----------
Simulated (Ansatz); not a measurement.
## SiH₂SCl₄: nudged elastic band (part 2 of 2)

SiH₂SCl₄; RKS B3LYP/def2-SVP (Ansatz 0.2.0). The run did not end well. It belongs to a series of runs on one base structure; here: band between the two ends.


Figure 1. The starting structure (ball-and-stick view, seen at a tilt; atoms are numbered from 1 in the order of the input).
----------

Required action: Copy the data. Make sure every line matches exactly.

Answer area:
Simulated (Ansatz); not a measurement.
## SiH₂SCl₄: nudged elastic band (part 2 of 2)

SiH₂SCl₄; RKS B3LYP/def2-SVP (Ansatz 0.2.0). The run did not end well. It belongs to a series of runs on one base structure; here: band between the two ends.


Figure 1. The starting structure (ball-and-stick view, seen at a tilt; atoms are numbered from 1 in the order of the input).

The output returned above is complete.